■ ■ ■ ■ ■
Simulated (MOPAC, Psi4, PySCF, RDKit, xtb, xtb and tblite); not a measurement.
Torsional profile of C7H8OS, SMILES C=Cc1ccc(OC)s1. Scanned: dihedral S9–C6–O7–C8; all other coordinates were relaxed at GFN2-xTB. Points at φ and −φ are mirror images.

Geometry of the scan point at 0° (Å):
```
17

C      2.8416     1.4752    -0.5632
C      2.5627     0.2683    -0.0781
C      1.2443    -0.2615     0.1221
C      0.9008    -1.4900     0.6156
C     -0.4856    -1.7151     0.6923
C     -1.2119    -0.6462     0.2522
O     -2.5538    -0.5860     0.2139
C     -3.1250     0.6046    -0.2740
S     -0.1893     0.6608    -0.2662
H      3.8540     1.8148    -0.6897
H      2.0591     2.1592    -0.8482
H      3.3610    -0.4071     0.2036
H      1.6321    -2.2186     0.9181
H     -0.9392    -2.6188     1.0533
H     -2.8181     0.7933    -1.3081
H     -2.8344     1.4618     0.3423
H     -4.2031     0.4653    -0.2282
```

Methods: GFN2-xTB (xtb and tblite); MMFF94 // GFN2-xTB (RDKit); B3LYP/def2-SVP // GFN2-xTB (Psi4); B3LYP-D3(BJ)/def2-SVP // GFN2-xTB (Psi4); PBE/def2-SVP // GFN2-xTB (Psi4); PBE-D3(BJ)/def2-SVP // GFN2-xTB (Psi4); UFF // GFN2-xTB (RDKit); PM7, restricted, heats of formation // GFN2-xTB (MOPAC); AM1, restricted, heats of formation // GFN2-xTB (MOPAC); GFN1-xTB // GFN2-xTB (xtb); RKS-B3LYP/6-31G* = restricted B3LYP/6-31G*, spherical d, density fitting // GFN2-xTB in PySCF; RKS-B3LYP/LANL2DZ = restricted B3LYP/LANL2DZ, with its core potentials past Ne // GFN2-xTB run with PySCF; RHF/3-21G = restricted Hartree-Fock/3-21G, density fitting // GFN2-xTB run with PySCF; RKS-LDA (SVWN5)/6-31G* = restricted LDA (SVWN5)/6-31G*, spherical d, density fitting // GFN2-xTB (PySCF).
■ ■ ■ ■ ■

**Assigned task**: Every line from the top of the material above through the line holding "Torsional profile of" should be reproduced word for word, and nothing beyond it.

**Task solution**:
Simulated (MOPAC, Psi4, PySCF, RDKit, xtb, xtb and tblite); not a measurement.
Torsional profile of C7H8OS, SMILES C=Cc1ccc(OC)s1. Scanned: dihedral S9–C6–O7–C8; all other coordinates were relaxed at GFN2-xTB. Points at φ and −φ are mirror images.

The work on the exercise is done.